- **Exercise**:
Word for word, copy the records that follow.

START Given entries

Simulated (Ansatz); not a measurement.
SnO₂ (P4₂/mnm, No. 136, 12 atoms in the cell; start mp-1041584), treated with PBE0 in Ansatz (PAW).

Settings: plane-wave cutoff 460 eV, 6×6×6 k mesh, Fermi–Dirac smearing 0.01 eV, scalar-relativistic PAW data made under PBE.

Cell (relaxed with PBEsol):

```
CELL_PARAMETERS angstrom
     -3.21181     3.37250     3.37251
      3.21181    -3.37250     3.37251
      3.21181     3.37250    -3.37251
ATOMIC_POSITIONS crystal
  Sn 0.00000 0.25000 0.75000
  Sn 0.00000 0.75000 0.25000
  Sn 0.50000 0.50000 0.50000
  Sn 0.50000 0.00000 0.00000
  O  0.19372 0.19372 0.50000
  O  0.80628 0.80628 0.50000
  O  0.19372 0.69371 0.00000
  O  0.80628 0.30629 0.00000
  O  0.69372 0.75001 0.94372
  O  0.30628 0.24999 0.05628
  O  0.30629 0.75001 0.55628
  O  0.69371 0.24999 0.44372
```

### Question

END Given entries

- **Written reply**:
Simulated (Ansatz); not a measurement.
SnO₂ (P4₂/mnm, No. 136, 12 atoms in the cell; start mp-1041584), treated with PBE0 in Ansatz (PAW).

Settings: plane-wave cutoff 460 eV, 6×6×6 k mesh, Fermi–Dirac smearing 0.01 eV, scalar-relativistic PAW data made under PBE.

Cell (relaxed with PBEsol):

```
CELL_PARAMETERS angstrom
     -3.21181     3.37250     3.37251
      3.21181    -3.37250     3.37251
      3.21181     3.37250    -3.37251
ATOMIC_POSITIONS crystal
  Sn 0.00000 0.25000 0.75000
  Sn 0.00000 0.75000 0.25000
  Sn 0.50000 0.50000 0.50000
  Sn 0.50000 0.00000 0.00000
  O  0.19372 0.19372 0.50000
  O  0.80628 0.80628 0.50000
  O  0.19372 0.69371 0.00000
  O  0.80628 0.30629 0.00000
  O  0.69372 0.75001 0.94372
  O  0.30628 0.24999 0.05628
  O  0.30629 0.75001 0.55628
  O  0.69371 0.24999 0.44372
```

### Question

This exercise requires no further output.